> **DATA RECORDS**:
::::::

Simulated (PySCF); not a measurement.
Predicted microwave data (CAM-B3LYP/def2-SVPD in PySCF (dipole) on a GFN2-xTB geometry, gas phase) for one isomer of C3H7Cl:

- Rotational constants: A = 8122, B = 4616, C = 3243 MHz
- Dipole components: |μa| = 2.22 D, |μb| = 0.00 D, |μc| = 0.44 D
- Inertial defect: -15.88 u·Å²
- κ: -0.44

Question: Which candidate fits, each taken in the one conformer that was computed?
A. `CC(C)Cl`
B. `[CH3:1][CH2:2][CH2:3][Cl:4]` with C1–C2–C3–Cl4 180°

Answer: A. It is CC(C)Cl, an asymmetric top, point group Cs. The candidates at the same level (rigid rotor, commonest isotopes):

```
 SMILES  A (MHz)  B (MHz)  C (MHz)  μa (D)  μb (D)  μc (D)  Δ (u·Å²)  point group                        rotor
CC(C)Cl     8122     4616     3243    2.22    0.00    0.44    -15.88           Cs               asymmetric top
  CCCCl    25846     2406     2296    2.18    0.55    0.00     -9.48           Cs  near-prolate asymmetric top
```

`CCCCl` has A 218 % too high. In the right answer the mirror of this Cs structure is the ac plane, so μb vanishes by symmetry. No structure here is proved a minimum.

::::::

> **REQUIREMENT**: Set the entries down again exactly, beginning with their first line and ending with the line that contains "- Dipole components: |μa|"; omit all other lines.

> **TASK OUTPUT**:
Simulated (PySCF); not a measurement.
Predicted microwave data (CAM-B3LYP/def2-SVPD in PySCF (dipole) on a GFN2-xTB geometry, gas phase) for one isomer of C3H7Cl:

- Rotational constants: A = 8122, B = 4616, C = 3243 MHz
- Dipole components: |μa| = 2.22 D, |μb| = 0.00 D, |μc| = 0.44 D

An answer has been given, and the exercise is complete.